══════════════════════════════

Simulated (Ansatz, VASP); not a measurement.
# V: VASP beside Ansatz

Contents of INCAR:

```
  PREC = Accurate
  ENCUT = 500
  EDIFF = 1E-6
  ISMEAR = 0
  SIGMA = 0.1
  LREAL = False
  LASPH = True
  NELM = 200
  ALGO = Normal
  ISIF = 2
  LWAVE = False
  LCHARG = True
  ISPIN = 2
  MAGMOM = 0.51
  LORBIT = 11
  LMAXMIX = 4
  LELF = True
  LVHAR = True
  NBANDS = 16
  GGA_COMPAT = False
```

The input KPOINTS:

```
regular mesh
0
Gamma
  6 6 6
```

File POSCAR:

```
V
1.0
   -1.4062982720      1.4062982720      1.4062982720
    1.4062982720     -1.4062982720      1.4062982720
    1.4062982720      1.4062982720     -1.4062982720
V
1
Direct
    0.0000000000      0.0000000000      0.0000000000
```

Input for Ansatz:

══════════════════════════════

→ Exercise
Each line in the listing is to be returned exactly.

→ Written reply
Simulated (Ansatz, VASP); not a measurement.
# V: VASP beside Ansatz

Contents of INCAR:

```
  PREC = Accurate
  ENCUT = 500
  EDIFF = 1E-6
  ISMEAR = 0
  SIGMA = 0.1
  LREAL = False
  LASPH = True
  NELM = 200
  ALGO = Normal
  ISIF = 2
  LWAVE = False
  LCHARG = True
  ISPIN = 2
  MAGMOM = 0.51
  LORBIT = 11
  LMAXMIX = 4
  LELF = True
  LVHAR = True
  NBANDS = 16
  GGA_COMPAT = False
```

The input KPOINTS:

```
regular mesh
0
Gamma
  6 6 6
```

File POSCAR:

```
V
1.0
   -1.4062982720      1.4062982720      1.4062982720
    1.4062982720     -1.4062982720      1.4062982720
    1.4062982720      1.4062982720     -1.4062982720
V
1
Direct
    0.0000000000      0.0000000000      0.0000000000
```

Input for Ansatz:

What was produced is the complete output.